___ Study material
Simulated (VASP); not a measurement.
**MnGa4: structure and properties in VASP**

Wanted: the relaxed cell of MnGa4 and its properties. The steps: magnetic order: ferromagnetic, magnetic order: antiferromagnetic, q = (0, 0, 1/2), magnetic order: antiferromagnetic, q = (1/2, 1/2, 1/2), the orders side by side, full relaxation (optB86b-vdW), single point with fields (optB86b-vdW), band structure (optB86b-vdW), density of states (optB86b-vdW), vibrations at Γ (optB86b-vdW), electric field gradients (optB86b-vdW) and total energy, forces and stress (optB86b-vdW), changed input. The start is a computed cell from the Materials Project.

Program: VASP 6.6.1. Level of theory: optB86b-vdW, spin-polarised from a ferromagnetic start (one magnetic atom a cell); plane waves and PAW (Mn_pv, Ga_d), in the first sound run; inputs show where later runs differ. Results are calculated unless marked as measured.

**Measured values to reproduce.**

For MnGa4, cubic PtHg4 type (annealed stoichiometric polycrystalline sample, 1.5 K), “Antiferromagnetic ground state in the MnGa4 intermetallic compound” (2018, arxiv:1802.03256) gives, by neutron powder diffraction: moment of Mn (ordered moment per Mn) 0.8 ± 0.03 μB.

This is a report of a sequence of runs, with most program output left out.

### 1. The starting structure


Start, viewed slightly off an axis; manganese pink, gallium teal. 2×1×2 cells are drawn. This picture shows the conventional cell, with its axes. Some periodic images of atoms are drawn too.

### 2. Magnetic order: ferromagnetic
______

= Work task =
The lines above starting at the one that contains "For MnGa4, cubic" and ending at the one that contains "Start, viewed slightly" must be transcribed exactly, and no other lines may appear.

= Your response =
For MnGa4, cubic PtHg4 type (annealed stoichiometric polycrystalline sample, 1.5 K), “Antiferromagnetic ground state in the MnGa4 intermetallic compound” (2018, arxiv:1802.03256) gives, by neutron powder diffraction: moment of Mn (ordered moment per Mn) 0.8 ± 0.03 μB.

This is a report of a sequence of runs, with most program output left out.

### 1. The starting structure


Start, viewed slightly off an axis; manganese pink, gallium teal. 2×1×2 cells are drawn. This picture shows the conventional cell, with its axes. Some periodic images of atoms are drawn too.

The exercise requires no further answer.